◆ **Data for review**:
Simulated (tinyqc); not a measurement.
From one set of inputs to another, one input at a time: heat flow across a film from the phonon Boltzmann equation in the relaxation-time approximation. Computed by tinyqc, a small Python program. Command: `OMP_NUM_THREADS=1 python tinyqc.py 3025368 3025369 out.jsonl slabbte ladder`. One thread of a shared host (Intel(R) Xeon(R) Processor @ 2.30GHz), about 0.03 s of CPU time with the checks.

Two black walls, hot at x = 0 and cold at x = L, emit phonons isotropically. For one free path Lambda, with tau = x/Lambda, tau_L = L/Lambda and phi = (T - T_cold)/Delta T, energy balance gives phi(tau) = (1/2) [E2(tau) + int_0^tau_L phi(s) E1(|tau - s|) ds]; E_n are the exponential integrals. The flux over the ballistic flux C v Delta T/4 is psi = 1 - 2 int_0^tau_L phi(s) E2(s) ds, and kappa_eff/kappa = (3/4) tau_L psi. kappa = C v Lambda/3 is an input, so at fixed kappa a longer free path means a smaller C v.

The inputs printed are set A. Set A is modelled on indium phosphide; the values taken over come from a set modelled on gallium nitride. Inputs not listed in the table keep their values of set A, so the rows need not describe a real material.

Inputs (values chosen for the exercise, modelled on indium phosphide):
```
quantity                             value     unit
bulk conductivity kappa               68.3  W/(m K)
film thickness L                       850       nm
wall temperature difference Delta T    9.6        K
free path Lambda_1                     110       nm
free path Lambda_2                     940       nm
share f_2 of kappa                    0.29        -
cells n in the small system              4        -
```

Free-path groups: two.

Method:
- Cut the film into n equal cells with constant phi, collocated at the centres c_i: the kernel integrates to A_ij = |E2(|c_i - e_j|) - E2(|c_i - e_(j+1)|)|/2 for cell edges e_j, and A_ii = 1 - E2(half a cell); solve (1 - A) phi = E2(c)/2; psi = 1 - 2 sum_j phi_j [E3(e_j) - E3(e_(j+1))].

◆ **Brief**: Quote exactly the first line of the entries and every line after it, stopping with the line that contains "From one set".

◆ **Written reply**:
Simulated (tinyqc); not a measurement.
From one set of inputs to another, one input at a time: heat flow across a film from the phonon Boltzmann equation in the relaxation-time approximation. Computed by tinyqc, a small Python program. Command: `OMP_NUM_THREADS=1 python tinyqc.py 3025368 3025369 out.jsonl slabbte ladder`. One thread of a shared host (Intel(R) Xeon(R) Processor @ 2.30GHz), about 0.03 s of CPU time with the checks.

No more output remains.